• Brief: Reproduce word for word the lines between those holding "Alike in both" and "LDA's correlation is", inclusive, and nothing else from the data below.

Recorded data below:

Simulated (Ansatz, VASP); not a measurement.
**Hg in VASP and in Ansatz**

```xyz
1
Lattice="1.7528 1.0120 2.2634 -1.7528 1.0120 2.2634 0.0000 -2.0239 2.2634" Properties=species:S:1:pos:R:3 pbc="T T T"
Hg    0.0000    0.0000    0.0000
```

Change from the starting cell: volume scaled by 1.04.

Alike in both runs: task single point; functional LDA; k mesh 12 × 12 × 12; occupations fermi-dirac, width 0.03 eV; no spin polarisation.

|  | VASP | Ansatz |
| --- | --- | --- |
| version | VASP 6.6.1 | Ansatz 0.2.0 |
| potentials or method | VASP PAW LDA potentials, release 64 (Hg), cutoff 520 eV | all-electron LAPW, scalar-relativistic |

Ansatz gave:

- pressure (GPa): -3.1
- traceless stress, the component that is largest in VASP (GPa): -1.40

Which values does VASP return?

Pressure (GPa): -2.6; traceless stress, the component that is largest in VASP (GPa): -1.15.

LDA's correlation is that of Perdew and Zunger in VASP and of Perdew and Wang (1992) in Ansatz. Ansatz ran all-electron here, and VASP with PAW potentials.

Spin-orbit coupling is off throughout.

End of Recorded data.

• Task result:
Alike in both runs: task single point; functional LDA; k mesh 12 × 12 × 12; occupations fermi-dirac, width 0.03 eV; no spin polarisation.

|  | VASP | Ansatz |
| --- | --- | --- |
| version | VASP 6.6.1 | Ansatz 0.2.0 |
| potentials or method | VASP PAW LDA potentials, release 64 (Hg), cutoff 520 eV | all-electron LAPW, scalar-relativistic |

Ansatz gave:

- pressure (GPa): -3.1
- traceless stress, the component that is largest in VASP (GPa): -1.40

Which values does VASP return?

Pressure (GPa): -2.6; traceless stress, the component that is largest in VASP (GPa): -1.15.

LDA's correlation is that of Perdew and Zunger in VASP and of Perdew and Wang (1992) in Ansatz. Ansatz ran all-electron here, and VASP with PAW potentials.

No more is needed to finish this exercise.